DATA EXTRACTS Start Marker

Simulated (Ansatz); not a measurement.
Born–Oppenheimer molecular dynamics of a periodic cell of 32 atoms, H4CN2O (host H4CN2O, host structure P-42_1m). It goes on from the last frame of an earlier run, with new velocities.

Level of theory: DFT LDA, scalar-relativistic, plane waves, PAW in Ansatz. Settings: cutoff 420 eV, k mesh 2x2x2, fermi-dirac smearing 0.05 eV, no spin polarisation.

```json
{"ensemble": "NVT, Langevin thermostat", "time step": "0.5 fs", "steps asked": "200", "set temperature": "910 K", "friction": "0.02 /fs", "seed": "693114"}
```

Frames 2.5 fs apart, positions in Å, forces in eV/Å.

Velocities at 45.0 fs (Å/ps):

DATA EXTRACTS End Marker

WORK INSTRUCTION — In restating the data, begin at its first line, reproduce each line word for word, and conclude with the line that contains "Frames 2.5 fs".

WRITTEN ANSWER —
Simulated (Ansatz); not a measurement.
Born–Oppenheimer molecular dynamics of a periodic cell of 32 atoms, H4CN2O (host H4CN2O, host structure P-42_1m). It goes on from the last frame of an earlier run, with new velocities.

Level of theory: DFT LDA, scalar-relativistic, plane waves, PAW in Ansatz. Settings: cutoff 420 eV, k mesh 2x2x2, fermi-dirac smearing 0.05 eV, no spin polarisation.

```json
{"ensemble": "NVT, Langevin thermostat", "time step": "0.5 fs", "steps asked": "200", "set temperature": "910 K", "friction": "0.02 /fs", "seed": "693114"}
```

Frames 2.5 fs apart, positions in Å, forces in eV/Å.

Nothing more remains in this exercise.